────────
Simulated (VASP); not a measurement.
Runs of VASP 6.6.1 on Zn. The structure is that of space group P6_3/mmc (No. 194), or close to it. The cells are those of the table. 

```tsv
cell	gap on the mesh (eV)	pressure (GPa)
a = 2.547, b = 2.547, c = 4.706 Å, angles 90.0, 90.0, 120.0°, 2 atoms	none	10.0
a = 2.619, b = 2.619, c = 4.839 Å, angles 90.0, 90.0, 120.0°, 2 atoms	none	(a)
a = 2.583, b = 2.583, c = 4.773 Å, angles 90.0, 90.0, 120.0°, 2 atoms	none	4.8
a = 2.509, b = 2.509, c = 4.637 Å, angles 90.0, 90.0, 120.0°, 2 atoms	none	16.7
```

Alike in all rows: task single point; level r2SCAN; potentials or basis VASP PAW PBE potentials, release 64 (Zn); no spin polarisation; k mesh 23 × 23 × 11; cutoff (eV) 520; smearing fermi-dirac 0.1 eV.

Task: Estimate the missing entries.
────────

▶ [Required action]: All records should be written out again exactly as given.

▶ [Result]:
Simulated (VASP); not a measurement.
Runs of VASP 6.6.1 on Zn. The structure is that of space group P6_3/mmc (No. 194), or close to it. The cells are those of the table. 

```tsv
cell	gap on the mesh (eV)	pressure (GPa)
a = 2.547, b = 2.547, c = 4.706 Å, angles 90.0, 90.0, 120.0°, 2 atoms	none	10.0
a = 2.619, b = 2.619, c = 4.839 Å, angles 90.0, 90.0, 120.0°, 2 atoms	none	(a)
a = 2.583, b = 2.583, c = 4.773 Å, angles 90.0, 90.0, 120.0°, 2 atoms	none	4.8
a = 2.509, b = 2.509, c = 4.637 Å, angles 90.0, 90.0, 120.0°, 2 atoms	none	16.7
```

Alike in all rows: task single point; level r2SCAN; potentials or basis VASP PAW PBE potentials, release 64 (Zn); no spin polarisation; k mesh 23 × 23 × 11; cutoff (eV) 520; smearing fermi-dirac 0.1 eV.

Task: Estimate the missing entries.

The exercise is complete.